# WORK INSTRUCTION:
Each line below is to be set down again exactly.

------------------------------------------------

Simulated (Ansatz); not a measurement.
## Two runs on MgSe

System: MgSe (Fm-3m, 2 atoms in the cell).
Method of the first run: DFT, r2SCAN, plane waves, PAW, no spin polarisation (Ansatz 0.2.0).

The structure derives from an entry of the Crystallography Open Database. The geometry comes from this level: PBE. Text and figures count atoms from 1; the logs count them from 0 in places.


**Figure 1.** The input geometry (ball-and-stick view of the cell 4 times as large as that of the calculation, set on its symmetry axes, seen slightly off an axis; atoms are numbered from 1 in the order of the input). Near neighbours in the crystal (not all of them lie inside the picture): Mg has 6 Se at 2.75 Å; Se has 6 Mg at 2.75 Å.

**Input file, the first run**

------------------------------------------------

# TASK RESULT:
Simulated (Ansatz); not a measurement.
## Two runs on MgSe

System: MgSe (Fm-3m, 2 atoms in the cell).
Method of the first run: DFT, r2SCAN, plane waves, PAW, no spin polarisation (Ansatz 0.2.0).

The structure derives from an entry of the Crystallography Open Database. The geometry comes from this level: PBE. Text and figures count atoms from 1; the logs count them from 0 in places.


**Figure 1.** The input geometry (ball-and-stick view of the cell 4 times as large as that of the calculation, set on its symmetry axes, seen slightly off an axis; atoms are numbered from 1 in the order of the input). Near neighbours in the crystal (not all of them lie inside the picture): Mg has 6 Se at 2.75 Å; Se has 6 Mg at 2.75 Å.

**Input file, the first run**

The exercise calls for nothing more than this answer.